Required action:
Please take the entries below from the first line through the line containing "All numbers are" and repeat them exactly, leaving out everything after.

Raw data:
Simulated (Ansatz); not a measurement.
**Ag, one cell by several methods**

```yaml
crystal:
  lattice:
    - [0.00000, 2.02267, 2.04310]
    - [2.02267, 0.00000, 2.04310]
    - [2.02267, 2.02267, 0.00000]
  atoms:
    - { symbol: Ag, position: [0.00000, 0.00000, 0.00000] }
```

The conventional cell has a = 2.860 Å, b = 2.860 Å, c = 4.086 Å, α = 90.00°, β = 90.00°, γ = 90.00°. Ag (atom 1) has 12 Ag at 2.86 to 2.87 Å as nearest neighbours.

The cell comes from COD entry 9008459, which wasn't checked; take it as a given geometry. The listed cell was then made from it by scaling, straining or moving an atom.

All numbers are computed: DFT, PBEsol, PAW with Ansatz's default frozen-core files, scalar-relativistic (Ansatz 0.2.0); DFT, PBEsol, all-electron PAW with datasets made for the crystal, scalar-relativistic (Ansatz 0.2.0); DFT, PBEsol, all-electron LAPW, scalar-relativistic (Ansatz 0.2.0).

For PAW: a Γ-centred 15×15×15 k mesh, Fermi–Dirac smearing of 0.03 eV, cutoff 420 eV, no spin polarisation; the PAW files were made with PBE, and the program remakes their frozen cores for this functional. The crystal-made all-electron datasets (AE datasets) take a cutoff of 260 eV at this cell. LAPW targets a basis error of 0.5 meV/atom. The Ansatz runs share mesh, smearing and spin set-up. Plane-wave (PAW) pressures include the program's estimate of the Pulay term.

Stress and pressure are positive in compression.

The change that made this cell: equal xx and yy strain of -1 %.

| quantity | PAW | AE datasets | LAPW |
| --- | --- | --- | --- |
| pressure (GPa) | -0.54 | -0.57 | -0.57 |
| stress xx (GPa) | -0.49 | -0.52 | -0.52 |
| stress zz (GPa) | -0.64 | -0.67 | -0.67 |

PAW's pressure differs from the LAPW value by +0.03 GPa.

Exercise response:
Simulated (Ansatz); not a measurement.
**Ag, one cell by several methods**

```yaml
crystal:
  lattice:
    - [0.00000, 2.02267, 2.04310]
    - [2.02267, 0.00000, 2.04310]
    - [2.02267, 2.02267, 0.00000]
  atoms:
    - { symbol: Ag, position: [0.00000, 0.00000, 0.00000] }
```

The conventional cell has a = 2.860 Å, b = 2.860 Å, c = 4.086 Å, α = 90.00°, β = 90.00°, γ = 90.00°. Ag (atom 1) has 12 Ag at 2.86 to 2.87 Å as nearest neighbours.

The cell comes from COD entry 9008459, which wasn't checked; take it as a given geometry. The listed cell was then made from it by scaling, straining or moving an atom.

All numbers are computed: DFT, PBEsol, PAW with Ansatz's default frozen-core files, scalar-relativistic (Ansatz 0.2.0); DFT, PBEsol, all-electron PAW with datasets made for the crystal, scalar-relativistic (Ansatz 0.2.0); DFT, PBEsol, all-electron LAPW, scalar-relativistic (Ansatz 0.2.0).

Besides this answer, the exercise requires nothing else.